> The data
┌────────

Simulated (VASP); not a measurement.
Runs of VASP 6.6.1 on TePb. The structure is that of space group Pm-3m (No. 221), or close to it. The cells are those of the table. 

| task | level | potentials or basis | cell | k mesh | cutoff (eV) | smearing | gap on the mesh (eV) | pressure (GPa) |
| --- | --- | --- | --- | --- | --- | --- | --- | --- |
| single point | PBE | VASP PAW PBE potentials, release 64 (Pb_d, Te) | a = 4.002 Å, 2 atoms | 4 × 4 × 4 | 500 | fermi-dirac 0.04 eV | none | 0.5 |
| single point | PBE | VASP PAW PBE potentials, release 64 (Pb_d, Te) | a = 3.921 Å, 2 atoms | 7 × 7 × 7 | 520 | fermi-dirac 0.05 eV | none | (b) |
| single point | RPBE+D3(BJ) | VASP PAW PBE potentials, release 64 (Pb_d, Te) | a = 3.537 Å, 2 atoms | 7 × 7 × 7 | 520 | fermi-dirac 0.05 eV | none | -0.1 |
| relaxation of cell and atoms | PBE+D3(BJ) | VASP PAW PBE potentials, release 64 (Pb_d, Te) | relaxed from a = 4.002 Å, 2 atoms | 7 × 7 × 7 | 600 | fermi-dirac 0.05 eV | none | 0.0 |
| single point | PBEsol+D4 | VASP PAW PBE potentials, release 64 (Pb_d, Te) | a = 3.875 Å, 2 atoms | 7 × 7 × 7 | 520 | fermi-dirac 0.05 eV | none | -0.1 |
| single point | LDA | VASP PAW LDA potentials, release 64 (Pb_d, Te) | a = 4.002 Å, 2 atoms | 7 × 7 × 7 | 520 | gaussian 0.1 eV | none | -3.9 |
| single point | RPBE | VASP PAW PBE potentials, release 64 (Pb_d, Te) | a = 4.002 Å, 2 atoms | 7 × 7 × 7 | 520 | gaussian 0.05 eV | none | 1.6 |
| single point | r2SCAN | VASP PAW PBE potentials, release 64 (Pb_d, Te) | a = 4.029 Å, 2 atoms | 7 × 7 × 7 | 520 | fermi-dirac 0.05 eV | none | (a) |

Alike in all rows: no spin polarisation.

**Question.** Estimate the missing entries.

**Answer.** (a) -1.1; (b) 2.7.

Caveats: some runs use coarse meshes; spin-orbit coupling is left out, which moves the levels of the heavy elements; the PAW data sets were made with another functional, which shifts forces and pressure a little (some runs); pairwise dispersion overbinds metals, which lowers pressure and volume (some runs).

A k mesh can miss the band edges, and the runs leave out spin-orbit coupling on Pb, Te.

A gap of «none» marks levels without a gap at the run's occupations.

└────────

> Work instruction
Retype only the lines above between the line with "none | 0.0 |" and the line with "A k mesh can", counting those two lines as well, and keep every character as it is.

> Exercise response
| relaxation of cell and atoms | PBE+D3(BJ) | VASP PAW PBE potentials, release 64 (Pb_d, Te) | relaxed from a = 4.002 Å, 2 atoms | 7 × 7 × 7 | 600 | fermi-dirac 0.05 eV | none | 0.0 |
| single point | PBEsol+D4 | VASP PAW PBE potentials, release 64 (Pb_d, Te) | a = 3.875 Å, 2 atoms | 7 × 7 × 7 | 520 | fermi-dirac 0.05 eV | none | -0.1 |
| single point | LDA | VASP PAW LDA potentials, release 64 (Pb_d, Te) | a = 4.002 Å, 2 atoms | 7 × 7 × 7 | 520 | gaussian 0.1 eV | none | -3.9 |
| single point | RPBE | VASP PAW PBE potentials, release 64 (Pb_d, Te) | a = 4.002 Å, 2 atoms | 7 × 7 × 7 | 520 | gaussian 0.05 eV | none | 1.6 |
| single point | r2SCAN | VASP PAW PBE potentials, release 64 (Pb_d, Te) | a = 4.029 Å, 2 atoms | 7 × 7 × 7 | 520 | fermi-dirac 0.05 eV | none | (a) |

Alike in all rows: no spin polarisation.

**Question.** Estimate the missing entries.

**Answer.** (a) -1.1; (b) 2.7.

Caveats: some runs use coarse meshes; spin-orbit coupling is left out, which moves the levels of the heavy elements; the PAW data sets were made with another functional, which shifts forces and pressure a little (some runs); pairwise dispersion overbinds metals, which lowers pressure and volume (some runs).

A k mesh can miss the band edges, and the runs leave out spin-orbit coupling on Pb, Te.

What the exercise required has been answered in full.